» Activity
How does the data below read from its first line through the line containing "A k mesh can"? Print those lines exactly.

==*==

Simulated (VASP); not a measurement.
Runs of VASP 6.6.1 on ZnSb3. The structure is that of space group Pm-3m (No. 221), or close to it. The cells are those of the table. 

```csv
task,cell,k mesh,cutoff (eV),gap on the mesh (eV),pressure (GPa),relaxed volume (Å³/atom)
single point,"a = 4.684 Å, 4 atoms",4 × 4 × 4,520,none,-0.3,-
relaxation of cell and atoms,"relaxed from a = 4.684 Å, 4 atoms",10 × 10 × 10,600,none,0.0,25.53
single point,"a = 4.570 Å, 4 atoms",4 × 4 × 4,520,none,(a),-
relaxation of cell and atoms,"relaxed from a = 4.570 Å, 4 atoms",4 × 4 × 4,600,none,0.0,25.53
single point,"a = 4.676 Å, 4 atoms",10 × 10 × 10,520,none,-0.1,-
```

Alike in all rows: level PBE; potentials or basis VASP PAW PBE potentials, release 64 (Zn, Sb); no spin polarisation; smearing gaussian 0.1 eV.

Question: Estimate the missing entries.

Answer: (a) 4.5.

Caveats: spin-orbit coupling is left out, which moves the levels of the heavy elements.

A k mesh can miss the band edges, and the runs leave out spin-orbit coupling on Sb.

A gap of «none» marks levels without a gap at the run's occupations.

==*==

» Written reply
Simulated (VASP); not a measurement.
Runs of VASP 6.6.1 on ZnSb3. The structure is that of space group Pm-3m (No. 221), or close to it. The cells are those of the table. 

```csv
task,cell,k mesh,cutoff (eV),gap on the mesh (eV),pressure (GPa),relaxed volume (Å³/atom)
single point,"a = 4.684 Å, 4 atoms",4 × 4 × 4,520,none,-0.3,-
relaxation of cell and atoms,"relaxed from a = 4.684 Å, 4 atoms",10 × 10 × 10,600,none,0.0,25.53
single point,"a = 4.570 Å, 4 atoms",4 × 4 × 4,520,none,(a),-
relaxation of cell and atoms,"relaxed from a = 4.570 Å, 4 atoms",4 × 4 × 4,600,none,0.0,25.53
single point,"a = 4.676 Å, 4 atoms",10 × 10 × 10,520,none,-0.1,-
```

Alike in all rows: level PBE; potentials or basis VASP PAW PBE potentials, release 64 (Zn, Sb); no spin polarisation; smearing gaussian 0.1 eV.

Question: Estimate the missing entries.

Answer: (a) 4.5.

Caveats: spin-orbit coupling is left out, which moves the levels of the heavy elements.

A k mesh can miss the band edges, and the runs leave out spin-orbit coupling on Sb.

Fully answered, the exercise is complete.